ACTION ITEM =>
What are the lines of the listing below, word for word, from the first down to the one that contains "The gap is the"?

Start of Block
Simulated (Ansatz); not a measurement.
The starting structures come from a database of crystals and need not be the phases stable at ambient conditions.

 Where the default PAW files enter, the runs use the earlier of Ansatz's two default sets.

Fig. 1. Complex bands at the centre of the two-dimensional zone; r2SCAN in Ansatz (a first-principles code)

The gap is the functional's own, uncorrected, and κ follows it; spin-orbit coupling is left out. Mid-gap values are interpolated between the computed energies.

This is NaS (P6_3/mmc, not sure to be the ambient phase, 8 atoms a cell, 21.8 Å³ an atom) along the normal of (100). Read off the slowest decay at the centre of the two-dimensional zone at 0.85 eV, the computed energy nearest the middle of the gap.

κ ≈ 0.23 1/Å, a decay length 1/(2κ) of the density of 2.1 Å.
End of Block

RESPONSE AREA =>
Simulated (Ansatz); not a measurement.
The starting structures come from a database of crystals and need not be the phases stable at ambient conditions.

 Where the default PAW files enter, the runs use the earlier of Ansatz's two default sets.

Fig. 1. Complex bands at the centre of the two-dimensional zone; r2SCAN in Ansatz (a first-principles code)

The gap is the functional's own, uncorrected, and κ follows it; spin-orbit coupling is left out. Mid-gap values are interpolated between the computed energies.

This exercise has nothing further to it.